::::::::

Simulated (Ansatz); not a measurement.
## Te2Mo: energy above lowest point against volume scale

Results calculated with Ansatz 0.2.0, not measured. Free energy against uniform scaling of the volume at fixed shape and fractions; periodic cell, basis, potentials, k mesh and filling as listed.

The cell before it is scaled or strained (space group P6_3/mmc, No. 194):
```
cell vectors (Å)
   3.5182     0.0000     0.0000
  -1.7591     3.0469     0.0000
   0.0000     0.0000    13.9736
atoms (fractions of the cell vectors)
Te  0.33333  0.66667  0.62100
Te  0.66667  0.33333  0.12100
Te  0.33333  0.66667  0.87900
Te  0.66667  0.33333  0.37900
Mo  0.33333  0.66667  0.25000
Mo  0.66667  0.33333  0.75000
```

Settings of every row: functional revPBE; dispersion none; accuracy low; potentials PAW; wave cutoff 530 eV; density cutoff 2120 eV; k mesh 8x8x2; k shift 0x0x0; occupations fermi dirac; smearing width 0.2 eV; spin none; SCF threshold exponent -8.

::::::::

REQUIREMENT
Output the full listing exactly as given.

RESULT
Simulated (Ansatz); not a measurement.
## Te2Mo: energy above lowest point against volume scale

Results calculated with Ansatz 0.2.0, not measured. Free energy against uniform scaling of the volume at fixed shape and fractions; periodic cell, basis, potentials, k mesh and filling as listed.

The cell before it is scaled or strained (space group P6_3/mmc, No. 194):
```
cell vectors (Å)
   3.5182     0.0000     0.0000
  -1.7591     3.0469     0.0000
   0.0000     0.0000    13.9736
atoms (fractions of the cell vectors)
Te  0.33333  0.66667  0.62100
Te  0.66667  0.33333  0.12100
Te  0.33333  0.66667  0.87900
Te  0.66667  0.33333  0.37900
Mo  0.33333  0.66667  0.25000
Mo  0.66667  0.33333  0.75000
```

Settings of every row: functional revPBE; dispersion none; accuracy low; potentials PAW; wave cutoff 530 eV; density cutoff 2120 eV; k mesh 8x8x2; k shift 0x0x0; occupations fermi dirac; smearing width 0.2 eV; spin none; SCF threshold exponent -8.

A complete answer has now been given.